DATA UNDER STUDY →
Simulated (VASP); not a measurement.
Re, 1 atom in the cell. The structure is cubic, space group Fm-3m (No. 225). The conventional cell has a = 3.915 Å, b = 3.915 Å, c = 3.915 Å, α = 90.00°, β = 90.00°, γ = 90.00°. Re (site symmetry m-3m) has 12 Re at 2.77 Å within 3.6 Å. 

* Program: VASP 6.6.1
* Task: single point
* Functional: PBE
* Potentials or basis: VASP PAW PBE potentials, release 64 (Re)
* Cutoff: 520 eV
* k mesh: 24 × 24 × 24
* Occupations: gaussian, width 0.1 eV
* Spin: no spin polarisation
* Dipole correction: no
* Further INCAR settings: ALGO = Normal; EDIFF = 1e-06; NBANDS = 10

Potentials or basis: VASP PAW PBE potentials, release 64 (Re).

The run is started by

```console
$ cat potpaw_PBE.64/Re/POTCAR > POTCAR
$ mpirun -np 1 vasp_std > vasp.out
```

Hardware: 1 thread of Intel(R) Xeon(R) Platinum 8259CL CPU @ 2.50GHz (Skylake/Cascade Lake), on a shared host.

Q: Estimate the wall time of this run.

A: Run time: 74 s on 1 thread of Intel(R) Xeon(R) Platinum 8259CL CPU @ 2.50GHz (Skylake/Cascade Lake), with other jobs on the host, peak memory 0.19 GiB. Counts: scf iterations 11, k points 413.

TASK ITEM →
Within the material above, output exactly the lines from the one with "24 × 24 × 24" through the one with "Q: Estimate the wall time of this run.", end lines included, and nothing besides.

EXERCISE SOLUTION →
* k mesh: 24 × 24 × 24
* Occupations: gaussian, width 0.1 eV
* Spin: no spin polarisation
* Dipole correction: no
* Further INCAR settings: ALGO = Normal; EDIFF = 1e-06; NBANDS = 10

Potentials or basis: VASP PAW PBE potentials, release 64 (Re).

The run is started by

```console
$ cat potpaw_PBE.64/Re/POTCAR > POTCAR
$ mpirun -np 1 vasp_std > vasp.out
```

Hardware: 1 thread of Intel(R) Xeon(R) Platinum 8259CL CPU @ 2.50GHz (Skylake/Cascade Lake), on a shared host.

Q: Estimate the wall time of this run.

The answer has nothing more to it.